ACTIVITY: From the line with "Coherent X-ray form" through the line with "The species is in", repeat the entries verbatim, both end lines included, and add nothing.

DATA LISTING:
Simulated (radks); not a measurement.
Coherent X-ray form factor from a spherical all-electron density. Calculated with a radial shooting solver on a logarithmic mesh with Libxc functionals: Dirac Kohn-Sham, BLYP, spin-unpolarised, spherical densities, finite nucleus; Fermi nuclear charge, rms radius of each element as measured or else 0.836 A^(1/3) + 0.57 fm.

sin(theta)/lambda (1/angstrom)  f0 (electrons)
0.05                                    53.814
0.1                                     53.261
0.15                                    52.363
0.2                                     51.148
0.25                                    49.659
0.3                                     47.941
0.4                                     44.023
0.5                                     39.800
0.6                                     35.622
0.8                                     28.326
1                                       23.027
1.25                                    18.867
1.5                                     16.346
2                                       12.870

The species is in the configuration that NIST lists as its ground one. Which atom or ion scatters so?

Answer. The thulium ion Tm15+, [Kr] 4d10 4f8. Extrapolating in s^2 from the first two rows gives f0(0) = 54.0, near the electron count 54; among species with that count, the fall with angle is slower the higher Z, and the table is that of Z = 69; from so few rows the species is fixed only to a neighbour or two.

WRITTEN ANSWER:
Coherent X-ray form factor from a spherical all-electron density. Calculated with a radial shooting solver on a logarithmic mesh with Libxc functionals: Dirac Kohn-Sham, BLYP, spin-unpolarised, spherical densities, finite nucleus; Fermi nuclear charge, rms radius of each element as measured or else 0.836 A^(1/3) + 0.57 fm.

sin(theta)/lambda (1/angstrom)  f0 (electrons)
0.05                                    53.814
0.1                                     53.261
0.15                                    52.363
0.2                                     51.148
0.25                                    49.659
0.3                                     47.941
0.4                                     44.023
0.5                                     39.800
0.6                                     35.622
0.8                                     28.326
1                                       23.027
1.25                                    18.867
1.5                                     16.346
2                                       12.870

The species is in the configuration that NIST lists as its ground one. Which atom or ion scatters so?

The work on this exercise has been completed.